*INPUT DATA*
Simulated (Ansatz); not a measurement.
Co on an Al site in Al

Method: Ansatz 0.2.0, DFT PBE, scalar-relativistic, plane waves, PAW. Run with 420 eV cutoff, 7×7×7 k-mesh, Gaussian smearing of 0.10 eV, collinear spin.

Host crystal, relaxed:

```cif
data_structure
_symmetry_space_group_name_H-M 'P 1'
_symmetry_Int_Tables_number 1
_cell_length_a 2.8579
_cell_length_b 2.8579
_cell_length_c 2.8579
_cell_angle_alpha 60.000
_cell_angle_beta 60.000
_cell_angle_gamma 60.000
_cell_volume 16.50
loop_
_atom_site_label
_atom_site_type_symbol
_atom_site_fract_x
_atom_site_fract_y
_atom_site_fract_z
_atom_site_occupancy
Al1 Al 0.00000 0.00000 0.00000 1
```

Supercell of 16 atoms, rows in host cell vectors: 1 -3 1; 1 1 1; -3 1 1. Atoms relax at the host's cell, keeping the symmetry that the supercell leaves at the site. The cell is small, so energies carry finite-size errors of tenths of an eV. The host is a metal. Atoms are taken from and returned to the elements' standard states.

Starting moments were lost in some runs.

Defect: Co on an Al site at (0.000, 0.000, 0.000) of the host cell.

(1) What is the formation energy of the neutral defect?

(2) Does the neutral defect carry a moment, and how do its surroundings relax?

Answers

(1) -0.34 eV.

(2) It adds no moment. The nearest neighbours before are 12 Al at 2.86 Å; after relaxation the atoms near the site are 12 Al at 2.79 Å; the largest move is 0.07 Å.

*ASSIGNMENT*
Both the first line of the records above and the line containing "(1) -0.34 eV." are to be transcribed exactly, together with every line between them, and nothing else.

*EXERCISE ANSWER*
Simulated (Ansatz); not a measurement.
Co on an Al site in Al

Method: Ansatz 0.2.0, DFT PBE, scalar-relativistic, plane waves, PAW. Run with 420 eV cutoff, 7×7×7 k-mesh, Gaussian smearing of 0.10 eV, collinear spin.

Host crystal, relaxed:

```cif
data_structure
_symmetry_space_group_name_H-M 'P 1'
_symmetry_Int_Tables_number 1
_cell_length_a 2.8579
_cell_length_b 2.8579
_cell_length_c 2.8579
_cell_angle_alpha 60.000
_cell_angle_beta 60.000
_cell_angle_gamma 60.000
_cell_volume 16.50
loop_
_atom_site_label
_atom_site_type_symbol
_atom_site_fract_x
_atom_site_fract_y
_atom_site_fract_z
_atom_site_occupancy
Al1 Al 0.00000 0.00000 0.00000 1
```

Supercell of 16 atoms, rows in host cell vectors: 1 -3 1; 1 1 1; -3 1 1. Atoms relax at the host's cell, keeping the symmetry that the supercell leaves at the site. The cell is small, so energies carry finite-size errors of tenths of an eV. The host is a metal. Atoms are taken from and returned to the elements' standard states.

Starting moments were lost in some runs.

Defect: Co on an Al site at (0.000, 0.000, 0.000) of the host cell.

(1) What is the formation energy of the neutral defect?

(2) Does the neutral defect carry a moment, and how do its surroundings relax?

Answers

(1) -0.34 eV.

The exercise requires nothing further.